▸ **WORK TASK**: Exactly reproduce the data from its first line through the line with "Wanted: energy within", leaving out every line after it.

*** Opening of DATASET ***

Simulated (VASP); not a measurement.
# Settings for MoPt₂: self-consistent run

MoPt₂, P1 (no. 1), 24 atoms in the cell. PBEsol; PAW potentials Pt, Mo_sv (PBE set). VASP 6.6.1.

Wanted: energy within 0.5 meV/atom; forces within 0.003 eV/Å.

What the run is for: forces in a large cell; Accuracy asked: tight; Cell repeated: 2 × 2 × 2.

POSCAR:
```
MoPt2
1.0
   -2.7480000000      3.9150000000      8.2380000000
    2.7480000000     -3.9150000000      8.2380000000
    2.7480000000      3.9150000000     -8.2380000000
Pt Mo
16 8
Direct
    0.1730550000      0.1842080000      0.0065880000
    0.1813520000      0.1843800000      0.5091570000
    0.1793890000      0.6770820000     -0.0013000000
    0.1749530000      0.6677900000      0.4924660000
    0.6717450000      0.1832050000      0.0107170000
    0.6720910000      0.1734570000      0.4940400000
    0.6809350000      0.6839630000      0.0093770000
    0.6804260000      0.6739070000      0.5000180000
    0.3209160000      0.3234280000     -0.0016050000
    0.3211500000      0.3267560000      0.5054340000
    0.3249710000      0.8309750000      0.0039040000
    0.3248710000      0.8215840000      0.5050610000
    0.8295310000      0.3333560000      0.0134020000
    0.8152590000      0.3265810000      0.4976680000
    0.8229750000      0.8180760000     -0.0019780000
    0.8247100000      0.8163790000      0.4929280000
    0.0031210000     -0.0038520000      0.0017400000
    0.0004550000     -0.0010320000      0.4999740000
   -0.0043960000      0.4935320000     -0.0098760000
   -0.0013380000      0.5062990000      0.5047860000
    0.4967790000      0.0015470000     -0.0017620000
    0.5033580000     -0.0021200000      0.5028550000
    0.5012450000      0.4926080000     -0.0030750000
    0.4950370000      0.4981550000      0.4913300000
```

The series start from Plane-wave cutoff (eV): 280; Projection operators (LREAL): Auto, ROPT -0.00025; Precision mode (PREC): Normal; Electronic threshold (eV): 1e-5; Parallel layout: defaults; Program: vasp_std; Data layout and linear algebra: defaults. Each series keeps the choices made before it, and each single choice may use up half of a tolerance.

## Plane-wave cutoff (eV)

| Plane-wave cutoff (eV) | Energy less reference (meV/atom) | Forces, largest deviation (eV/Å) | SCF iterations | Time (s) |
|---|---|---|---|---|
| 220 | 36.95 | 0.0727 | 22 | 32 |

*** Close of DATASET ***

▸ **SOLUTION**:
Simulated (VASP); not a measurement.
# Settings for MoPt₂: self-consistent run

MoPt₂, P1 (no. 1), 24 atoms in the cell. PBEsol; PAW potentials Pt, Mo_sv (PBE set). VASP 6.6.1.

Wanted: energy within 0.5 meV/atom; forces within 0.003 eV/Å.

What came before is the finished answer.